★ ★ ★
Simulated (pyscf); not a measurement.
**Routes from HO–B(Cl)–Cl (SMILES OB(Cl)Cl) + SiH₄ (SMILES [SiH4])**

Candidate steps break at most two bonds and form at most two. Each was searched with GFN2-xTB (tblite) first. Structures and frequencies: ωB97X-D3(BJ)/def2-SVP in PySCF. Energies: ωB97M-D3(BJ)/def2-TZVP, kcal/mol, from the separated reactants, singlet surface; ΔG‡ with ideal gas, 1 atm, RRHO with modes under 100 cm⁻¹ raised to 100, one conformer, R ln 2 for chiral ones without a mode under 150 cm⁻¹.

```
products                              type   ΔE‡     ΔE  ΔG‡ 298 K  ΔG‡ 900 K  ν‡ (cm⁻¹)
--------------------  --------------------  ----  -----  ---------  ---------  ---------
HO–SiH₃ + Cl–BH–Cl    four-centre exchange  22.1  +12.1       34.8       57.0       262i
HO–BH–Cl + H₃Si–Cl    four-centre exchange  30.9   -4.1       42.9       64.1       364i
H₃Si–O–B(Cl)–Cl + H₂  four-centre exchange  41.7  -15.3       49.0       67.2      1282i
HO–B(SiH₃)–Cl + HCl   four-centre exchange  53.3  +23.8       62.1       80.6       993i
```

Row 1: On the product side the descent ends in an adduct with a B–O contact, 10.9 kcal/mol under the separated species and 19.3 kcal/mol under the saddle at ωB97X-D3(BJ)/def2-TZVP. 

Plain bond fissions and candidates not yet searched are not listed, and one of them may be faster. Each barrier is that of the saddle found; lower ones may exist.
★ ★ ★

> [ACTION ITEM]
Lines from the start of the material above through the line containing "SiH₄ (SMILES [SiH4])**" are to be duplicated exactly, and only those.

> [YOUR SOLUTION]
Simulated (pyscf); not a measurement.
**Routes from HO–B(Cl)–Cl (SMILES OB(Cl)Cl) + SiH₄ (SMILES [SiH4])**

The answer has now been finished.